• _Work task_:
Print every line below without adding or leaving out a single word.

• _Extracted material_:
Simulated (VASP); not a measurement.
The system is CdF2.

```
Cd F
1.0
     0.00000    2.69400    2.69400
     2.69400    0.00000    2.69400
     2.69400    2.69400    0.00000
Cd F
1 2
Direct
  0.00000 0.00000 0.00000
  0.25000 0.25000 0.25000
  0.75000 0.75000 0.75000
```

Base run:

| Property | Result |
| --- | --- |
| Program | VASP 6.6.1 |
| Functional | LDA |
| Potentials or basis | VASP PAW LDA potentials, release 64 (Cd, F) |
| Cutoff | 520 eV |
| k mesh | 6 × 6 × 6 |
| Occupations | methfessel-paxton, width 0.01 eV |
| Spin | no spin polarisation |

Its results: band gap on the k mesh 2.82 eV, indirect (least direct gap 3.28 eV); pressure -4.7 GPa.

• _Response box_:
Simulated (VASP); not a measurement.
The system is CdF2.

```
Cd F
1.0
     0.00000    2.69400    2.69400
     2.69400    0.00000    2.69400
     2.69400    2.69400    0.00000
Cd F
1 2
Direct
  0.00000 0.00000 0.00000
  0.25000 0.25000 0.25000
  0.75000 0.75000 0.75000
```

Base run:

| Property | Result |
| --- | --- |
| Program | VASP 6.6.1 |
| Functional | LDA |
| Potentials or basis | VASP PAW LDA potentials, release 64 (Cd, F) |
| Cutoff | 520 eV |
| k mesh | 6 × 6 × 6 |
| Occupations | methfessel-paxton, width 0.01 eV |
| Spin | no spin polarisation |

Its results: band gap on the k mesh 2.82 eV, indirect (least direct gap 3.28 eV); pressure -4.7 GPa.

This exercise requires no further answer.